▶ _Work item_: Beginning with the opening line, set down each line of the material below exactly, stopping once the line with "to begin with**" is done.

——————————

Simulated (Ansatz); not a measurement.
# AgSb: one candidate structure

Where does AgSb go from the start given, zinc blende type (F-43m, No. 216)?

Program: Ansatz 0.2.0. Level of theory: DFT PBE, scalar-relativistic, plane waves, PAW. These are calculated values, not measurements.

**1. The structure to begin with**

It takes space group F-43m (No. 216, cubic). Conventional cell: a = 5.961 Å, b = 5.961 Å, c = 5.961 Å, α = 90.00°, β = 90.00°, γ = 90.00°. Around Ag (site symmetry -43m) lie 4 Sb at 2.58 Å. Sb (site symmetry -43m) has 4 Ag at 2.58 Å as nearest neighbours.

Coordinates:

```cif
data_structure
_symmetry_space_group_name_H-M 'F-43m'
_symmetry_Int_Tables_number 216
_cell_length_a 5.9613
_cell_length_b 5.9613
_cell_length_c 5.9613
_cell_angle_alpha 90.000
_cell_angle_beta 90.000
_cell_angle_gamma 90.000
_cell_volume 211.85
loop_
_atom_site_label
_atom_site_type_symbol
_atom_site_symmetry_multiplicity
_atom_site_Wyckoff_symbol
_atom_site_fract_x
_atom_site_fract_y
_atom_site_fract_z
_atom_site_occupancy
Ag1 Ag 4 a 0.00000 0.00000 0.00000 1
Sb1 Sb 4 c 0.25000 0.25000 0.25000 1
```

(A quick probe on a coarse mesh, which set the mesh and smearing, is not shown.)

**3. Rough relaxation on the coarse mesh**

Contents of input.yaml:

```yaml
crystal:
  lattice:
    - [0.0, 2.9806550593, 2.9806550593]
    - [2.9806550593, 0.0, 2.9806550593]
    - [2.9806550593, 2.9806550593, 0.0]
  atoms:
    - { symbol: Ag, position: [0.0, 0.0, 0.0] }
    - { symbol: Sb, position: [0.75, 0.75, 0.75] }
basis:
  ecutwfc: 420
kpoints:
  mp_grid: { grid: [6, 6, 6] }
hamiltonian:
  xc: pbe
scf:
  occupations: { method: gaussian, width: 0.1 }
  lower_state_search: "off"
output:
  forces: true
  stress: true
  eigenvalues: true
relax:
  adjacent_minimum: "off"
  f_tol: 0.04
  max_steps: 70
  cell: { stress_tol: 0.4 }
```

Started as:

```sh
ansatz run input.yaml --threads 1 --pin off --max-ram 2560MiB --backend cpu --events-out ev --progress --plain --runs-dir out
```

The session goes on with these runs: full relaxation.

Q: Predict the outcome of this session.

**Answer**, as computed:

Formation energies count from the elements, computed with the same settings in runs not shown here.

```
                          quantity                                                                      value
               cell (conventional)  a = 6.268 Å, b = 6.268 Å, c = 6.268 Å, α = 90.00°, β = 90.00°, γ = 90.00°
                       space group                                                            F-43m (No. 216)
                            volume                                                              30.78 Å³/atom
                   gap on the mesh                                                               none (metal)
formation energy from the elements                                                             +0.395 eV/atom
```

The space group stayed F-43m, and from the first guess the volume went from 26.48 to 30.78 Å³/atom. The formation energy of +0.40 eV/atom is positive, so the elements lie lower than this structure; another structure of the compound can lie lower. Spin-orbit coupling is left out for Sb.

——————————

▶ _Task response_:
Simulated (Ansatz); not a measurement.
# AgSb: one candidate structure

Where does AgSb go from the start given, zinc blende type (F-43m, No. 216)?

Program: Ansatz 0.2.0. Level of theory: DFT PBE, scalar-relativistic, plane waves, PAW. These are calculated values, not measurements.

**1. The structure to begin with**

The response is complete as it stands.